A complete and exact copy of the entries below is the expected result.

**STUDY MATERIAL**
★ ★ ★

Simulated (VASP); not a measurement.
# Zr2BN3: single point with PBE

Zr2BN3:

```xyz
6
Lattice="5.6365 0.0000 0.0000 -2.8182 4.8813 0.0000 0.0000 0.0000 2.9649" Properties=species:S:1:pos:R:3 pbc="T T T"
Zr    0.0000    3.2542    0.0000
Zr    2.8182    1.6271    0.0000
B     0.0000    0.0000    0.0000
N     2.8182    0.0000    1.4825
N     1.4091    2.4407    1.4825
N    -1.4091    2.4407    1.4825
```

★ ★ ★

**WRITTEN REPLY**
Simulated (VASP); not a measurement.
# Zr2BN3: single point with PBE

Zr2BN3:

```xyz
6
Lattice="5.6365 0.0000 0.0000 -2.8182 4.8813 0.0000 0.0000 0.0000 2.9649" Properties=species:S:1:pos:R:3 pbc="T T T"
Zr    0.0000    3.2542    0.0000
Zr    2.8182    1.6271    0.0000
B     0.0000    0.0000    0.0000
N     2.8182    0.0000    1.4825
N     1.4091    2.4407    1.4825
N    -1.4091    2.4407    1.4825
```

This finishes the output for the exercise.